→ **Activity**
Go through the data line by line from the top, retyping each exactly, and end with the line that contains "SiC (2H silicon".

━━━━━━━━━━
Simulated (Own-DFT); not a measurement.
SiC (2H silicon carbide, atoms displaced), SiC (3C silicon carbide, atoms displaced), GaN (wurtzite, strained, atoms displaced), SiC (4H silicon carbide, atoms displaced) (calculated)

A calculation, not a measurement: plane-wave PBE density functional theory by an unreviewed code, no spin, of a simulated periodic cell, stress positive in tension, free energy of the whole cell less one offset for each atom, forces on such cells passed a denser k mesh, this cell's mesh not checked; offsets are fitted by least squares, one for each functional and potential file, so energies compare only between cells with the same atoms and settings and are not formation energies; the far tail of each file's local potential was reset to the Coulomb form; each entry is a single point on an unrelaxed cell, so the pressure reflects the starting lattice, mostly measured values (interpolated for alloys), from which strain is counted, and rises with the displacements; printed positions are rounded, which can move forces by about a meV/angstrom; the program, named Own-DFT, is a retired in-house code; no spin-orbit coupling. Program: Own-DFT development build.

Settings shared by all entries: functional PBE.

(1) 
━━━━━━━━━━

→ **Written reply**
Simulated (Own-DFT); not a measurement.
SiC (2H silicon carbide, atoms displaced), SiC (3C silicon carbide, atoms displaced), GaN (wurtzite, strained, atoms displaced), SiC (4H silicon carbide, atoms displaced) (calculated)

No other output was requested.